Each entry below is to be copied verbatim, with no line missing.

**** Data for review
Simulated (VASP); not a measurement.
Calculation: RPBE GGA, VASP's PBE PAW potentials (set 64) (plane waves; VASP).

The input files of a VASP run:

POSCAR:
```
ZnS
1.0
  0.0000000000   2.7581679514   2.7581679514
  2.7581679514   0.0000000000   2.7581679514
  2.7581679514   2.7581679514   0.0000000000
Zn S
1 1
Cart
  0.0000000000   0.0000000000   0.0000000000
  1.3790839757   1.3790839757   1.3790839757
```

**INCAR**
********

- Problem solution:
Simulated (VASP); not a measurement.
Calculation: RPBE GGA, VASP's PBE PAW potentials (set 64) (plane waves; VASP).

The input files of a VASP run:

POSCAR:
```
ZnS
1.0
  0.0000000000   2.7581679514   2.7581679514
  2.7581679514   0.0000000000   2.7581679514
  2.7581679514   2.7581679514   0.0000000000
Zn S
1 1
Cart
  0.0000000000   0.0000000000   0.0000000000
  1.3790839757   1.3790839757   1.3790839757
```

**INCAR**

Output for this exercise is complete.